• **Assigned task**: Please write back every entry exactly, character for character.

_ _ _

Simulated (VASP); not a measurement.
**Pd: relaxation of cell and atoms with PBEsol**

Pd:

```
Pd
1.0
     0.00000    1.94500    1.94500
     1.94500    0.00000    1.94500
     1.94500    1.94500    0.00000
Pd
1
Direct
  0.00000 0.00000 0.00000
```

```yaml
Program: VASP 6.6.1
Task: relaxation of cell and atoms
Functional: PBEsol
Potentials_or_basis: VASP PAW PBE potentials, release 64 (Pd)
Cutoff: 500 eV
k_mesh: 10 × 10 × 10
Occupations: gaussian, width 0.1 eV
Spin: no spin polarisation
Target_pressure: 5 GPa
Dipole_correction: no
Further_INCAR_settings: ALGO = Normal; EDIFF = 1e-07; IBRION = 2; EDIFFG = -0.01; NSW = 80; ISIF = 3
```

_ _ _

• **Solution**:
Simulated (VASP); not a measurement.
**Pd: relaxation of cell and atoms with PBEsol**

Pd:

```
Pd
1.0
     0.00000    1.94500    1.94500
     1.94500    0.00000    1.94500
     1.94500    1.94500    0.00000
Pd
1
Direct
  0.00000 0.00000 0.00000
```

```yaml
Program: VASP 6.6.1
Task: relaxation of cell and atoms
Functional: PBEsol
Potentials_or_basis: VASP PAW PBE potentials, release 64 (Pd)
Cutoff: 500 eV
k_mesh: 10 × 10 × 10
Occupations: gaussian, width 0.1 eV
Spin: no spin polarisation
Target_pressure: 5 GPa
Dipole_correction: no
Further_INCAR_settings: ALGO = Normal; EDIFF = 1e-07; IBRION = 2; EDIFFG = -0.01; NSW = 80; ISIF = 3
```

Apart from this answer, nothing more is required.